* _Input data_
/---

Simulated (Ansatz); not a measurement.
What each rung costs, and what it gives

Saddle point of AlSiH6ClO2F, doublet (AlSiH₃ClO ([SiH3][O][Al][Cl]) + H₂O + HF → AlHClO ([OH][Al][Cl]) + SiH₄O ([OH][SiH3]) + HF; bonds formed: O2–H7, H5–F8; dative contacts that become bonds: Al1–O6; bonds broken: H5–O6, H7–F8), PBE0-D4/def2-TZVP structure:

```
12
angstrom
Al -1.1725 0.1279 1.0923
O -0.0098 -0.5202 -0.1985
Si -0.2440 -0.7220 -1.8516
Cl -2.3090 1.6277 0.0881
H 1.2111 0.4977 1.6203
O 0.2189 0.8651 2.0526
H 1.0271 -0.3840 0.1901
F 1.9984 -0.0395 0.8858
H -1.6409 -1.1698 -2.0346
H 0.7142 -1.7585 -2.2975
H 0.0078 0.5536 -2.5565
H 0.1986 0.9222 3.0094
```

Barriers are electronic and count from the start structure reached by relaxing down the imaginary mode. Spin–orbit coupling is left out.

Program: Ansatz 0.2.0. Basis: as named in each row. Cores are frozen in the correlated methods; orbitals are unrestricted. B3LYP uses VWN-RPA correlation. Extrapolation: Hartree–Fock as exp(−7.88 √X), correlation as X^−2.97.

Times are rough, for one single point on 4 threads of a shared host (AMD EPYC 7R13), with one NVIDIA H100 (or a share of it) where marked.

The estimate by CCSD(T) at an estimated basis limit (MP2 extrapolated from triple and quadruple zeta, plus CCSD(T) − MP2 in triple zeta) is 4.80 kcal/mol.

\---

* _Work order_
Would you please copy exactly the part of the entries above that begins at the line containing "Program: Ansatz 0.2.0." and ends at the line containing "Times are rough, for", both lines included?

* _Worked solution_
Program: Ansatz 0.2.0. Basis: as named in each row. Cores are frozen in the correlated methods; orbitals are unrestricted. B3LYP uses VWN-RPA correlation. Extrapolation: Hartree–Fock as exp(−7.88 √X), correlation as X^−2.97.

Times are rough, for one single point on 4 threads of a shared host (AMD EPYC 7R13), with one NVIDIA H100 (or a share of it) where marked.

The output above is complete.